- ACTION ITEM:
Write the whole listing out again, word for word.

- SUPPLIED ENTRIES:
= = = =

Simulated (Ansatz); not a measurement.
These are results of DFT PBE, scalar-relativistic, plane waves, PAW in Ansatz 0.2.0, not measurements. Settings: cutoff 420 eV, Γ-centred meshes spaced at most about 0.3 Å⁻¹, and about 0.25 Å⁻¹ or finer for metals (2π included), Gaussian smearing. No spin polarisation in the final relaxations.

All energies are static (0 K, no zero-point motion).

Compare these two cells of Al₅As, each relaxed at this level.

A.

= = = =

- EXERCISE SOLUTION:
Simulated (Ansatz); not a measurement.
These are results of DFT PBE, scalar-relativistic, plane waves, PAW in Ansatz 0.2.0, not measurements. Settings: cutoff 420 eV, Γ-centred meshes spaced at most about 0.3 Å⁻¹, and about 0.25 Å⁻¹ or finer for metals (2π included), Gaussian smearing. No spin polarisation in the final relaxations.

All energies are static (0 K, no zero-point motion).

Compare these two cells of Al₅As, each relaxed at this level.

A.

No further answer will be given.